WORK REQUEST: With both ends included, transcribe exactly the records below from their first line to the line that contains "Ansatz | 2.061 |".

DATA SHOWN Block Start

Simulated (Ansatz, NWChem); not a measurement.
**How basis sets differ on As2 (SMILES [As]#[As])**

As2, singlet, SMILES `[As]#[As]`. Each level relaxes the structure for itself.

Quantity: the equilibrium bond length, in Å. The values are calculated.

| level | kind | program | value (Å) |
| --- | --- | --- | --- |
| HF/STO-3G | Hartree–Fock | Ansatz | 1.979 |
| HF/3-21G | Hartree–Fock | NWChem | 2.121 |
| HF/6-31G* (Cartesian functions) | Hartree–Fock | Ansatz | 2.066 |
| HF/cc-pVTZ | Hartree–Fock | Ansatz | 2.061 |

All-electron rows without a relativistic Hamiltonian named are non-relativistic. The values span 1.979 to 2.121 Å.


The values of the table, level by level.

DATA SHOWN Block End

EXERCISE RESPONSE:
Simulated (Ansatz, NWChem); not a measurement.
**How basis sets differ on As2 (SMILES [As]#[As])**

As2, singlet, SMILES `[As]#[As]`. Each level relaxes the structure for itself.

Quantity: the equilibrium bond length, in Å. The values are calculated.

| level | kind | program | value (Å) |
| --- | --- | --- | --- |
| HF/STO-3G | Hartree–Fock | Ansatz | 1.979 |
| HF/3-21G | Hartree–Fock | NWChem | 2.121 |
| HF/6-31G* (Cartesian functions) | Hartree–Fock | Ansatz | 2.066 |
| HF/cc-pVTZ | Hartree–Fock | Ansatz | 2.061 |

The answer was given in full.